◆ **Data**:
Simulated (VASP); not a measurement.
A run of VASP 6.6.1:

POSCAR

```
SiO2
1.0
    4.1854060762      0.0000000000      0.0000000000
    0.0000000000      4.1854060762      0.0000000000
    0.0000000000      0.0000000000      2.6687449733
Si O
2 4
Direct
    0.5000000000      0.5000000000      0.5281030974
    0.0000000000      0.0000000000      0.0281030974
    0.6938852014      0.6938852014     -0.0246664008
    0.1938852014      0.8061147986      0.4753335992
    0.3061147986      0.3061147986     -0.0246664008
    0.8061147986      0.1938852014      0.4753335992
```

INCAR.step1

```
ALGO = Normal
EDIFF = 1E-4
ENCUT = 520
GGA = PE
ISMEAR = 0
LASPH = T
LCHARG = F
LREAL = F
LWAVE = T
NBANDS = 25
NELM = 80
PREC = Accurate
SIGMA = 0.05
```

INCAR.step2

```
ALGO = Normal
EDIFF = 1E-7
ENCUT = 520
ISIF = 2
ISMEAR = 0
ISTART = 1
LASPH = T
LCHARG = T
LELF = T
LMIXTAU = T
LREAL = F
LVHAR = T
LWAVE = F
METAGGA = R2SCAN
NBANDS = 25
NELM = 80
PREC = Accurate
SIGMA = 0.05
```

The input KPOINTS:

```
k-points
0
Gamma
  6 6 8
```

◆ **Work item**:
Transcribe the full listing, matching it exactly.

◆ **Problem solution**:
Simulated (VASP); not a measurement.
A run of VASP 6.6.1:

POSCAR

```
SiO2
1.0
    4.1854060762      0.0000000000      0.0000000000
    0.0000000000      4.1854060762      0.0000000000
    0.0000000000      0.0000000000      2.6687449733
Si O
2 4
Direct
    0.5000000000      0.5000000000      0.5281030974
    0.0000000000      0.0000000000      0.0281030974
    0.6938852014      0.6938852014     -0.0246664008
    0.1938852014      0.8061147986      0.4753335992
    0.3061147986      0.3061147986     -0.0246664008
    0.8061147986      0.1938852014      0.4753335992
```

INCAR.step1

```
ALGO = Normal
EDIFF = 1E-4
ENCUT = 520
GGA = PE
ISMEAR = 0
LASPH = T
LCHARG = F
LREAL = F
LWAVE = T
NBANDS = 25
NELM = 80
PREC = Accurate
SIGMA = 0.05
```

INCAR.step2

```
ALGO = Normal
EDIFF = 1E-7
ENCUT = 520
ISIF = 2
ISMEAR = 0
ISTART = 1
LASPH = T
LCHARG = T
LELF = T
LMIXTAU = T
LREAL = F
LVHAR = T
LWAVE = F
METAGGA = R2SCAN
NBANDS = 25
NELM = 80
PREC = Accurate
SIGMA = 0.05
```

The input KPOINTS:

```
k-points
0
Gamma
  6 6 8
```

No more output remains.